**Assigned task**
All lines of the listing below are to be printed again exactly.

= Beginning of Section =

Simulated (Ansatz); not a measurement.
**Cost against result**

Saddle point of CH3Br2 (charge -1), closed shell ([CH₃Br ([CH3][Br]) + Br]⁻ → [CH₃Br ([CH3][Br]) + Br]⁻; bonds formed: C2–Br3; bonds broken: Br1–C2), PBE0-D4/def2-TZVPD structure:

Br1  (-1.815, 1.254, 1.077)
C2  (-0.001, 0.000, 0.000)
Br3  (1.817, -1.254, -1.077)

= End of Section =

**Your solution**
Simulated (Ansatz); not a measurement.
**Cost against result**

Saddle point of CH3Br2 (charge -1), closed shell ([CH₃Br ([CH3][Br]) + Br]⁻ → [CH₃Br ([CH3][Br]) + Br]⁻; bonds formed: C2–Br3; bonds broken: Br1–C2), PBE0-D4/def2-TZVPD structure:

Br1  (-1.815, 1.254, 1.077)
C2  (-0.001, 0.000, 0.000)
Br3  (1.817, -1.254, -1.077)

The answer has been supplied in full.